→ Activity: Restate every record exactly, with nothing skipped.

(Beginning of Extracted entries)

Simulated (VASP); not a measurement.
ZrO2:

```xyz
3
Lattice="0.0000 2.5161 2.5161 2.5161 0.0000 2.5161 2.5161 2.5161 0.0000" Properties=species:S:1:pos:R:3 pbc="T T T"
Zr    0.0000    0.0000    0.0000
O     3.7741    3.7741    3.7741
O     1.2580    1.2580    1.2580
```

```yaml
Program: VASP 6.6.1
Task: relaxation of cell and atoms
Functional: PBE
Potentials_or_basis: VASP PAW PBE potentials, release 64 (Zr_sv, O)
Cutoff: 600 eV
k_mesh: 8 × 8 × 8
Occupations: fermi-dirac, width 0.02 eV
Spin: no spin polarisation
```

(End of Extracted entries)

→ Solution:
Simulated (VASP); not a measurement.
ZrO2:

```xyz
3
Lattice="0.0000 2.5161 2.5161 2.5161 0.0000 2.5161 2.5161 2.5161 0.0000" Properties=species:S:1:pos:R:3 pbc="T T T"
Zr    0.0000    0.0000    0.0000
O     3.7741    3.7741    3.7741
O     1.2580    1.2580    1.2580
```

```yaml
Program: VASP 6.6.1
Task: relaxation of cell and atoms
Functional: PBE
Potentials_or_basis: VASP PAW PBE potentials, release 64 (Zr_sv, O)
Cutoff: 600 eV
k_mesh: 8 × 8 × 8
Occupations: fermi-dirac, width 0.02 eV
Spin: no spin polarisation
```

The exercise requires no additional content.